* INFORMATION GIVEN
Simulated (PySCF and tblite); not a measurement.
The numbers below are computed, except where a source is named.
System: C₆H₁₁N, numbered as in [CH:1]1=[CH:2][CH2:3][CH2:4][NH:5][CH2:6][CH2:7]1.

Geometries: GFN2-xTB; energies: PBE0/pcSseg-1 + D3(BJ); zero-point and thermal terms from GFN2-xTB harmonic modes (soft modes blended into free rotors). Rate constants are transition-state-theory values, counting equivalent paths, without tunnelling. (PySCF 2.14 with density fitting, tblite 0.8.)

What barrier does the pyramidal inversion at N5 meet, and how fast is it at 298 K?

* EXERCISE
The whole of the data must be given again, exactly as shown.

* EXERCISE RESULT
Simulated (PySCF and tblite); not a measurement.
The numbers below are computed, except where a source is named.
System: C₆H₁₁N, numbered as in [CH:1]1=[CH:2][CH2:3][CH2:4][NH:5][CH2:6][CH2:7]1.

Geometries: GFN2-xTB; energies: PBE0/pcSseg-1 + D3(BJ); zero-point and thermal terms from GFN2-xTB harmonic modes (soft modes blended into free rotors). Rate constants are transition-state-theory values, counting equivalent paths, without tunnelling. (PySCF 2.14 with density fitting, tblite 0.8.)

What barrier does the pyramidal inversion at N5 meet, and how fast is it at 298 K?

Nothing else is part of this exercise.